WORK ORDER:
Reproduce each line of the material exactly as it reads.

DATA SUPPLIED:
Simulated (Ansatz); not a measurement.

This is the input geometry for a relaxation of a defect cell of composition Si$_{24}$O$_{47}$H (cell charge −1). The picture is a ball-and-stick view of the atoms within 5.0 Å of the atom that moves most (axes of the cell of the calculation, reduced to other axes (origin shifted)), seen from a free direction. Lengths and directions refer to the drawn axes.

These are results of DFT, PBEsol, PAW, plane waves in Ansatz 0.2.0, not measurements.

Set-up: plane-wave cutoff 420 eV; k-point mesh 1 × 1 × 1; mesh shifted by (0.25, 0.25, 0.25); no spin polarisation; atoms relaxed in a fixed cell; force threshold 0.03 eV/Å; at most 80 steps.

RESPONSE BOX:
Simulated (Ansatz); not a measurement.

This is the input geometry for a relaxation of a defect cell of composition Si$_{24}$O$_{47}$H (cell charge −1). The picture is a ball-and-stick view of the atoms within 5.0 Å of the atom that moves most (axes of the cell of the calculation, reduced to other axes (origin shifted)), seen from a free direction. Lengths and directions refer to the drawn axes.

These are results of DFT, PBEsol, PAW, plane waves in Ansatz 0.2.0, not measurements.

Set-up: plane-wave cutoff 420 eV; k-point mesh 1 × 1 × 1; mesh shifted by (0.25, 0.25, 0.25); no spin polarisation; atoms relaxed in a fixed cell; force threshold 0.03 eV/Å; at most 80 steps.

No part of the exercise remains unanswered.